* _DATA PROVIDED_:
· · · · · · ·
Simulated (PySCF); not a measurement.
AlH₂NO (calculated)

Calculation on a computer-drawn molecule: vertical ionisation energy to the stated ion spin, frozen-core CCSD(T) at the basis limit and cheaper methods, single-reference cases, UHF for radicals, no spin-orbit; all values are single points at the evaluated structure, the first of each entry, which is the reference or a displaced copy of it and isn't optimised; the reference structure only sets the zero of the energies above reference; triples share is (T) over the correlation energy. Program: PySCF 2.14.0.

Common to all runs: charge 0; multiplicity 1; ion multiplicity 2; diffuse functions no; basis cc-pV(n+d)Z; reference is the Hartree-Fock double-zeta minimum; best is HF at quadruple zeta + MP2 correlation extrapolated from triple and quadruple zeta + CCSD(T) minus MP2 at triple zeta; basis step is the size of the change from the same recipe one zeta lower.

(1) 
· · · · · · ·

* _ASSIGNED TASK_:
Your output should be an exact copy of the lines from the top of the listing above to the line with "AlH₂NO (calculated)", both ends included.

* _SOLUTION_:
Simulated (PySCF); not a measurement.
AlH₂NO (calculated)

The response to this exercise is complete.